◆ Information ◆
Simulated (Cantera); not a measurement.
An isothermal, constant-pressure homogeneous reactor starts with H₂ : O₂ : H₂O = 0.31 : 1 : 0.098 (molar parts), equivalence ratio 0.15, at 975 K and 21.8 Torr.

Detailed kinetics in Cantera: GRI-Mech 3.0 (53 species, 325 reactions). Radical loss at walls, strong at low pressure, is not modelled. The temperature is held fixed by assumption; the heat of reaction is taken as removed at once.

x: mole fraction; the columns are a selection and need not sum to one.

◆ Assignment ◆
Each record above has to be retyped exactly, with nothing left out.

◆ Expected answer ◆
Simulated (Cantera); not a measurement.
An isothermal, constant-pressure homogeneous reactor starts with H₂ : O₂ : H₂O = 0.31 : 1 : 0.098 (molar parts), equivalence ratio 0.15, at 975 K and 21.8 Torr.

Detailed kinetics in Cantera: GRI-Mech 3.0 (53 species, 325 reactions). Radical loss at walls, strong at low pressure, is not modelled. The temperature is held fixed by assumption; the heat of reaction is taken as removed at once.

x: mole fraction; the columns are a selection and need not sum to one.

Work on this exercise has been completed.